Segment Start: Supplied data

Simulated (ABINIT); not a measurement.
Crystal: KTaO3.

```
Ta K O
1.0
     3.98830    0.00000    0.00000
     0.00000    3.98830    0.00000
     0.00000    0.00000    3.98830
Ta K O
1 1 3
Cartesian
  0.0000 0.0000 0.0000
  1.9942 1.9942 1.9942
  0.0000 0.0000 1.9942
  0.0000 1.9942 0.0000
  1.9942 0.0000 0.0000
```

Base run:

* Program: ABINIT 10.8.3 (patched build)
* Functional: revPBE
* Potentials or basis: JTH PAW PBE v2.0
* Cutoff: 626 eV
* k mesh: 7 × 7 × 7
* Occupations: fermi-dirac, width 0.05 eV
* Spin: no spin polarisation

Segment End: Supplied data

Transcribe every line above, character for character.

◆ Task response ◆
Simulated (ABINIT); not a measurement.
Crystal: KTaO3.

```
Ta K O
1.0
     3.98830    0.00000    0.00000
     0.00000    3.98830    0.00000
     0.00000    0.00000    3.98830
Ta K O
1 1 3
Cartesian
  0.0000 0.0000 0.0000
  1.9942 1.9942 1.9942
  0.0000 0.0000 1.9942
  0.0000 1.9942 0.0000
  1.9942 0.0000 0.0000
```

Base run:

* Program: ABINIT 10.8.3 (patched build)
* Functional: revPBE
* Potentials or basis: JTH PAW PBE v2.0
* Cutoff: 626 eV
* k mesh: 7 × 7 × 7
* Occupations: fermi-dirac, width 0.05 eV
* Spin: no spin polarisation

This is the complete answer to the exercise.